---- Data records

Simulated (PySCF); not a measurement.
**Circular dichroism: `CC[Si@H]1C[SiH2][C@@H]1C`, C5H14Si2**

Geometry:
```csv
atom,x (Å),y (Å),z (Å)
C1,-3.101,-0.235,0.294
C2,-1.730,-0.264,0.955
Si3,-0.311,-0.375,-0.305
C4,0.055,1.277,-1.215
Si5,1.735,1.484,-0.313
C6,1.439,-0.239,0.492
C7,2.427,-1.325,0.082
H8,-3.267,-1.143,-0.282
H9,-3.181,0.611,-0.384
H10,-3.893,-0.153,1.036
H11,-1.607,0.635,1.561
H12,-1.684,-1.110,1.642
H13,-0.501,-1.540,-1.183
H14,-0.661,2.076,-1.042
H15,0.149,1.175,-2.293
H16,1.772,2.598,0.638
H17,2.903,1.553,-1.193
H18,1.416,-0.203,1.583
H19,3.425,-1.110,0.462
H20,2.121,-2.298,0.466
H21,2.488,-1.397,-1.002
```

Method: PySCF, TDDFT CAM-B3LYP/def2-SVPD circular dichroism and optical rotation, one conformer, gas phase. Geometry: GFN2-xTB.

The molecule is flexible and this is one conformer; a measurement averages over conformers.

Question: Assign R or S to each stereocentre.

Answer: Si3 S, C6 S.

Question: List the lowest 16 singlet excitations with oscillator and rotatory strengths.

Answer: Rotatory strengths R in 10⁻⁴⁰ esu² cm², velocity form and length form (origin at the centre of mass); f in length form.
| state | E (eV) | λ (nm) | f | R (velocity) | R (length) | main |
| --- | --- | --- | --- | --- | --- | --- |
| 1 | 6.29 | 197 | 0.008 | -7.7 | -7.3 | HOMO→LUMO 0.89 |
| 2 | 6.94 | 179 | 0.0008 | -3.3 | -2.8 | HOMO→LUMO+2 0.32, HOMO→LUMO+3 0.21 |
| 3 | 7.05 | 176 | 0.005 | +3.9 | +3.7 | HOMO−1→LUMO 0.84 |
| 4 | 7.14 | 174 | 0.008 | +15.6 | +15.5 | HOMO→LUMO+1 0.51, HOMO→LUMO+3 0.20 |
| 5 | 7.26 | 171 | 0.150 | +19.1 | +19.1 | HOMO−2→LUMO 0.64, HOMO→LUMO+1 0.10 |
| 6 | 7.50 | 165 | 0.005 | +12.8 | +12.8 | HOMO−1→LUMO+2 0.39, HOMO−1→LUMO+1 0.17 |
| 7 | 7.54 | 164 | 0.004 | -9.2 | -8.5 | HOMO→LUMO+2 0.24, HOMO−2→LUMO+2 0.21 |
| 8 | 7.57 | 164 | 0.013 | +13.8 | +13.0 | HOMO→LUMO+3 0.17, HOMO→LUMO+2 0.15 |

--------

• _Activity_:
Above are the records; please copy exactly their first line and each line after it through the line containing "HOMO−2→LUMO+2 0.21 |", and no line after that.

• _Reply_:
Simulated (PySCF); not a measurement.
**Circular dichroism: `CC[Si@H]1C[SiH2][C@@H]1C`, C5H14Si2**

Geometry:
```csv
atom,x (Å),y (Å),z (Å)
C1,-3.101,-0.235,0.294
C2,-1.730,-0.264,0.955
Si3,-0.311,-0.375,-0.305
C4,0.055,1.277,-1.215
Si5,1.735,1.484,-0.313
C6,1.439,-0.239,0.492
C7,2.427,-1.325,0.082
H8,-3.267,-1.143,-0.282
H9,-3.181,0.611,-0.384
H10,-3.893,-0.153,1.036
H11,-1.607,0.635,1.561
H12,-1.684,-1.110,1.642
H13,-0.501,-1.540,-1.183
H14,-0.661,2.076,-1.042
H15,0.149,1.175,-2.293
H16,1.772,2.598,0.638
H17,2.903,1.553,-1.193
H18,1.416,-0.203,1.583
H19,3.425,-1.110,0.462
H20,2.121,-2.298,0.466
H21,2.488,-1.397,-1.002
```

Method: PySCF, TDDFT CAM-B3LYP/def2-SVPD circular dichroism and optical rotation, one conformer, gas phase. Geometry: GFN2-xTB.

The molecule is flexible and this is one conformer; a measurement averages over conformers.

Question: Assign R or S to each stereocentre.

Answer: Si3 S, C6 S.

Question: List the lowest 16 singlet excitations with oscillator and rotatory strengths.

Answer: Rotatory strengths R in 10⁻⁴⁰ esu² cm², velocity form and length form (origin at the centre of mass); f in length form.
| state | E (eV) | λ (nm) | f | R (velocity) | R (length) | main |
| --- | --- | --- | --- | --- | --- | --- |
| 1 | 6.29 | 197 | 0.008 | -7.7 | -7.3 | HOMO→LUMO 0.89 |
| 2 | 6.94 | 179 | 0.0008 | -3.3 | -2.8 | HOMO→LUMO+2 0.32, HOMO→LUMO+3 0.21 |
| 3 | 7.05 | 176 | 0.005 | +3.9 | +3.7 | HOMO−1→LUMO 0.84 |
| 4 | 7.14 | 174 | 0.008 | +15.6 | +15.5 | HOMO→LUMO+1 0.51, HOMO→LUMO+3 0.20 |
| 5 | 7.26 | 171 | 0.150 | +19.1 | +19.1 | HOMO−2→LUMO 0.64, HOMO→LUMO+1 0.10 |
| 6 | 7.50 | 165 | 0.005 | +12.8 | +12.8 | HOMO−1→LUMO+2 0.39, HOMO−1→LUMO+1 0.17 |
| 7 | 7.54 | 164 | 0.004 | -9.2 | -8.5 | HOMO→LUMO+2 0.24, HOMO−2→LUMO+2 0.21 |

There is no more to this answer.